** Opening STORED DATA block **

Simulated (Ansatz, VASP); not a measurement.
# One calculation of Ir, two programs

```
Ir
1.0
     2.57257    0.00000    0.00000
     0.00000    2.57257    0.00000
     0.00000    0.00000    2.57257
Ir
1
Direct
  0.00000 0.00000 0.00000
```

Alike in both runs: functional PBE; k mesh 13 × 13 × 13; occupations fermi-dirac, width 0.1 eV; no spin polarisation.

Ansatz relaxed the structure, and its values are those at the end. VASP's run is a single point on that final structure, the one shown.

** Closing STORED DATA block **

Return every entry exactly.

> TASK ANSWER:
Simulated (Ansatz, VASP); not a measurement.
# One calculation of Ir, two programs

```
Ir
1.0
     2.57257    0.00000    0.00000
     0.00000    2.57257    0.00000
     0.00000    0.00000    2.57257
Ir
1
Direct
  0.00000 0.00000 0.00000
```

Alike in both runs: functional PBE; k mesh 13 × 13 × 13; occupations fermi-dirac, width 0.1 eV; no spin polarisation.

Ansatz relaxed the structure, and its values are those at the end. VASP's run is a single point on that final structure, the one shown.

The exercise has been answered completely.